*** Opening Records shown ***

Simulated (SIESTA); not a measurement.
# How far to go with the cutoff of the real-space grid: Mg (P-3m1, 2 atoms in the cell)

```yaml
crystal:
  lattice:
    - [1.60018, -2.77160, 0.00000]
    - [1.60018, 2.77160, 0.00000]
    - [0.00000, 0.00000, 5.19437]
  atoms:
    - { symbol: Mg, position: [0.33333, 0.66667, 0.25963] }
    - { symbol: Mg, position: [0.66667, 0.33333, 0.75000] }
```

*** Closing Records shown ***

Every line above should be written out again exactly as it stands.

Simulated (SIESTA); not a measurement.
# How far to go with the cutoff of the real-space grid: Mg (P-3m1, 2 atoms in the cell)

```yaml
crystal:
  lattice:
    - [1.60018, -2.77160, 0.00000]
    - [1.60018, 2.77160, 0.00000]
    - [0.00000, 0.00000, 5.19437]
  atoms:
    - { symbol: Mg, position: [0.33333, 0.66667, 0.25963] }
    - { symbol: Mg, position: [0.66667, 0.33333, 0.75000] }
```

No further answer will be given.